= Beginning of Section =

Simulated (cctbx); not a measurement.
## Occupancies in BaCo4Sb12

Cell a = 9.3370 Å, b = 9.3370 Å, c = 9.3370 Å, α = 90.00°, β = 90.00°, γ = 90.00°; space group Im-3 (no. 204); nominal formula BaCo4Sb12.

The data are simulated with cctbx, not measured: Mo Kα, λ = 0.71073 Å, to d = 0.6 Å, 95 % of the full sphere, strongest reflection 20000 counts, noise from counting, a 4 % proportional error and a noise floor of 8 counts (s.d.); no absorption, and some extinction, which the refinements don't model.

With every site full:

= End of Section =

Could you copy out the data in full, exactly as it is written?

> _Written response_:
Simulated (cctbx); not a measurement.
## Occupancies in BaCo4Sb12

Cell a = 9.3370 Å, b = 9.3370 Å, c = 9.3370 Å, α = 90.00°, β = 90.00°, γ = 90.00°; space group Im-3 (no. 204); nominal formula BaCo4Sb12.

The data are simulated with cctbx, not measured: Mo Kα, λ = 0.71073 Å, to d = 0.6 Å, 95 % of the full sphere, strongest reflection 20000 counts, noise from counting, a 4 % proportional error and a noise floor of 8 counts (s.d.); no absorption, and some extinction, which the refinements don't model.

With every site full:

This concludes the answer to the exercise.